**WORK TASK**
Every entry must be duplicated word for word.

======== DATA EXCERPTS ========

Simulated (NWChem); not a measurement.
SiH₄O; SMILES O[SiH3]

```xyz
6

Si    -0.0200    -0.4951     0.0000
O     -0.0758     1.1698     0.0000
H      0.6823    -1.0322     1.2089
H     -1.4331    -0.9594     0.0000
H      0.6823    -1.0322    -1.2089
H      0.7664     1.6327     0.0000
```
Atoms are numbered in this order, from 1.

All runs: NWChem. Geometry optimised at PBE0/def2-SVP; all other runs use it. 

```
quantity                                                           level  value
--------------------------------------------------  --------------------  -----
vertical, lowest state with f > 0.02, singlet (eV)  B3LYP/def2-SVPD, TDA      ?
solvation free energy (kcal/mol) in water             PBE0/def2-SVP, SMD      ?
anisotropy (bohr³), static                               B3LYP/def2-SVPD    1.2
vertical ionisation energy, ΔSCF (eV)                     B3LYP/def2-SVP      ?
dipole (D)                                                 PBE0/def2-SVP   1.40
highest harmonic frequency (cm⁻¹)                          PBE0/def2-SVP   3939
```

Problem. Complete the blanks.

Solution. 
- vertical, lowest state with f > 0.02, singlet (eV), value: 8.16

========

**WRITTEN REPLY**
Simulated (NWChem); not a measurement.
SiH₄O; SMILES O[SiH3]

```xyz
6

Si    -0.0200    -0.4951     0.0000
O     -0.0758     1.1698     0.0000
H      0.6823    -1.0322     1.2089
H     -1.4331    -0.9594     0.0000
H      0.6823    -1.0322    -1.2089
H      0.7664     1.6327     0.0000
```
Atoms are numbered in this order, from 1.

All runs: NWChem. Geometry optimised at PBE0/def2-SVP; all other runs use it. 

```
quantity                                                           level  value
--------------------------------------------------  --------------------  -----
vertical, lowest state with f > 0.02, singlet (eV)  B3LYP/def2-SVPD, TDA      ?
solvation free energy (kcal/mol) in water             PBE0/def2-SVP, SMD      ?
anisotropy (bohr³), static                               B3LYP/def2-SVPD    1.2
vertical ionisation energy, ΔSCF (eV)                     B3LYP/def2-SVP      ?
dipole (D)                                                 PBE0/def2-SVP   1.40
highest harmonic frequency (cm⁻¹)                          PBE0/def2-SVP   3939
```

Problem. Complete the blanks.

Solution. 
- vertical, lowest state with f > 0.02, singlet (eV), value: 8.16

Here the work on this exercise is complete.